__RECORD EXCERPTS__:
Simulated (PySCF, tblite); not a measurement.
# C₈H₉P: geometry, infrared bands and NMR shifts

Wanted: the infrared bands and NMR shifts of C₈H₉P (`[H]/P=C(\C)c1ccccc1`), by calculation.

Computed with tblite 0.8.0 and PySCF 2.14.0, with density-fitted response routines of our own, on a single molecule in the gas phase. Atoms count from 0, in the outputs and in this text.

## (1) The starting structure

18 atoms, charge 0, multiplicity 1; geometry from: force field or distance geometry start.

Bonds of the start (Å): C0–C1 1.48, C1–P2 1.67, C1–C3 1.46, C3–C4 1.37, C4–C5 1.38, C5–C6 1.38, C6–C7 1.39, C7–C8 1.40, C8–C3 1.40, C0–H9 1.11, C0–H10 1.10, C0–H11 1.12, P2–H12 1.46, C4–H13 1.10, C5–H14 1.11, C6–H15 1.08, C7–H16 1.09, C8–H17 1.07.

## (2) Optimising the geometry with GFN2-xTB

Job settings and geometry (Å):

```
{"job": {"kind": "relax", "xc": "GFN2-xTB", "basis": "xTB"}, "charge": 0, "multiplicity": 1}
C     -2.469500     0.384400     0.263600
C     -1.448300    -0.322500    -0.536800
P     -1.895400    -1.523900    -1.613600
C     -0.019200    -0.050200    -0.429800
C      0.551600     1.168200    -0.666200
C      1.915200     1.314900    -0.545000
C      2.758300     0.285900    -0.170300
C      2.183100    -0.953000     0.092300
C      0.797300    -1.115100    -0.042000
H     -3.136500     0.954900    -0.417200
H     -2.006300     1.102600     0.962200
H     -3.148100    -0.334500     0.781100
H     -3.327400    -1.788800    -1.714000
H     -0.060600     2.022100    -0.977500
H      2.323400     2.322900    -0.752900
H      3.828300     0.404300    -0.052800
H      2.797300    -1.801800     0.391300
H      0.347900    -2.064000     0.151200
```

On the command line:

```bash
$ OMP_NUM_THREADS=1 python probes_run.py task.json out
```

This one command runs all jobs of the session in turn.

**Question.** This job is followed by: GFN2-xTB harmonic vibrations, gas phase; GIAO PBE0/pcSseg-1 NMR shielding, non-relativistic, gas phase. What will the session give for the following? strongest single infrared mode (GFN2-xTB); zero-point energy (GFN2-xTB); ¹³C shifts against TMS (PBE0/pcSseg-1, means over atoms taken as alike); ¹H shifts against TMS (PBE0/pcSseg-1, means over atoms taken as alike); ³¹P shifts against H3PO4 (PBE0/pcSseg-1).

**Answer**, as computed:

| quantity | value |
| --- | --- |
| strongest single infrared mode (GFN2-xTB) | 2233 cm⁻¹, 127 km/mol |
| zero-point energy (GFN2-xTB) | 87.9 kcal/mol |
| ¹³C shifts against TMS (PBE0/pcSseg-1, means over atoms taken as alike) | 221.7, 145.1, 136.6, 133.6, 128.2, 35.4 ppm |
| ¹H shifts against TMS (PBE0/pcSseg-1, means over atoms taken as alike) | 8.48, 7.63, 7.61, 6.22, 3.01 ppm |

__EXERCISE__: Repeat each line of the data above, exactly as it appears, from the first through the line that contains "Wanted: the infrared".

__WRITTEN ANSWER__:
Simulated (PySCF, tblite); not a measurement.
# C₈H₉P: geometry, infrared bands and NMR shifts

Wanted: the infrared bands and NMR shifts of C₈H₉P (`[H]/P=C(\C)c1ccccc1`), by calculation.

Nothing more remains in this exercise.